◆ Dataset extract ◆
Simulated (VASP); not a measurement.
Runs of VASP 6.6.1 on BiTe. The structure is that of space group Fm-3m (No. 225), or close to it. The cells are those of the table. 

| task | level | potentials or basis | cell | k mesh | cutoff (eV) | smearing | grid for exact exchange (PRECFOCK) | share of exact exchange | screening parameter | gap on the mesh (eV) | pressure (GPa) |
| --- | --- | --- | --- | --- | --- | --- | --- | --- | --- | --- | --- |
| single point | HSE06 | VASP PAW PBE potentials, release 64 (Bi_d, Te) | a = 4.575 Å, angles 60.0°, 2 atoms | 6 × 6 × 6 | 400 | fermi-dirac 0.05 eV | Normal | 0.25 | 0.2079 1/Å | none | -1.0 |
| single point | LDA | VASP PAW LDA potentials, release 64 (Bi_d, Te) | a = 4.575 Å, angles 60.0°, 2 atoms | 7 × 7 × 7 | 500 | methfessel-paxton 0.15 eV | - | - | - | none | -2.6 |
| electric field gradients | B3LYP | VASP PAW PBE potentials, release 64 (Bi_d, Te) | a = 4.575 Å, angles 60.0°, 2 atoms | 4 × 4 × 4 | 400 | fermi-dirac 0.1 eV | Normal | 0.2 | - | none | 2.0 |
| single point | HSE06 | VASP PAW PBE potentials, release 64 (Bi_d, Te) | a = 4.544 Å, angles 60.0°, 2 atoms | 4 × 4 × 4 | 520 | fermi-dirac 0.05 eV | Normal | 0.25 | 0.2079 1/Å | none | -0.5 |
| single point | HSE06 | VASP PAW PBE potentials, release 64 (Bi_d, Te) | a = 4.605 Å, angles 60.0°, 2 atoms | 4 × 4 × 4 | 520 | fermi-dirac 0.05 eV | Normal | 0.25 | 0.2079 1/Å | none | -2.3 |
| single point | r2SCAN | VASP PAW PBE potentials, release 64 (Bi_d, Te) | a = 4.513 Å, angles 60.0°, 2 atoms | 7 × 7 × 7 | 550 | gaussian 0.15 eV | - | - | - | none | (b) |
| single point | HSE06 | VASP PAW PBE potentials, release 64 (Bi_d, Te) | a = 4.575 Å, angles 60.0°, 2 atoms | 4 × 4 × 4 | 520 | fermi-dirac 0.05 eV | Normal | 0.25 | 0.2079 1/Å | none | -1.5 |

◆ Required action ◆
With the line holding "none | 2.0 |" as the first and the line holding "none | (b) |" as the last, set down that range of the entries above exactly, and nothing else.

◆ Solution ◆
| electric field gradients | B3LYP | VASP PAW PBE potentials, release 64 (Bi_d, Te) | a = 4.575 Å, angles 60.0°, 2 atoms | 4 × 4 × 4 | 400 | fermi-dirac 0.1 eV | Normal | 0.2 | - | none | 2.0 |
| single point | HSE06 | VASP PAW PBE potentials, release 64 (Bi_d, Te) | a = 4.544 Å, angles 60.0°, 2 atoms | 4 × 4 × 4 | 520 | fermi-dirac 0.05 eV | Normal | 0.25 | 0.2079 1/Å | none | -0.5 |
| single point | HSE06 | VASP PAW PBE potentials, release 64 (Bi_d, Te) | a = 4.605 Å, angles 60.0°, 2 atoms | 4 × 4 × 4 | 520 | fermi-dirac 0.05 eV | Normal | 0.25 | 0.2079 1/Å | none | -2.3 |
| single point | r2SCAN | VASP PAW PBE potentials, release 64 (Bi_d, Te) | a = 4.513 Å, angles 60.0°, 2 atoms | 7 × 7 × 7 | 550 | gaussian 0.15 eV | - | - | - | none | (b) |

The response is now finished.